WORK REQUEST » Provide a verbatim copy of the data below.

MATERIAL SHOWN »
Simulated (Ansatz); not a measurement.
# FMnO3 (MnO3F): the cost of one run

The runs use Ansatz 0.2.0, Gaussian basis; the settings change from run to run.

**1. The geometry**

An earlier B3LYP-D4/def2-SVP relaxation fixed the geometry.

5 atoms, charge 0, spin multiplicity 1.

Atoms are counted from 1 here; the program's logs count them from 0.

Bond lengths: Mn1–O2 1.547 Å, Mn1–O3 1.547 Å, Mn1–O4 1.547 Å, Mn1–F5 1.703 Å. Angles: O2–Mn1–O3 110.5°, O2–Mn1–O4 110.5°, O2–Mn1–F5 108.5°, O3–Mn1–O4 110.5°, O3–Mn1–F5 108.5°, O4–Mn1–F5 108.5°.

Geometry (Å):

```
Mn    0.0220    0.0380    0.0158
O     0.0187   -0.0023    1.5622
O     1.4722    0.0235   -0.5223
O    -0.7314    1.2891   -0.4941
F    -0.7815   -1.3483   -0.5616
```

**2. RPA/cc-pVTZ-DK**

ANSWER AREA »
Simulated (Ansatz); not a measurement.
# FMnO3 (MnO3F): the cost of one run

The runs use Ansatz 0.2.0, Gaussian basis; the settings change from run to run.

**1. The geometry**

An earlier B3LYP-D4/def2-SVP relaxation fixed the geometry.

5 atoms, charge 0, spin multiplicity 1.

Atoms are counted from 1 here; the program's logs count them from 0.

Bond lengths: Mn1–O2 1.547 Å, Mn1–O3 1.547 Å, Mn1–O4 1.547 Å, Mn1–F5 1.703 Å. Angles: O2–Mn1–O3 110.5°, O2–Mn1–O4 110.5°, O2–Mn1–F5 108.5°, O3–Mn1–O4 110.5°, O3–Mn1–F5 108.5°, O4–Mn1–F5 108.5°.

Geometry (Å):

```
Mn    0.0220    0.0380    0.0158
O     0.0187   -0.0023    1.5622
O     1.4722    0.0235   -0.5223
O    -0.7314    1.2891   -0.4941
F    -0.7815   -1.3483   -0.5616
```

**2. RPA/cc-pVTZ-DK**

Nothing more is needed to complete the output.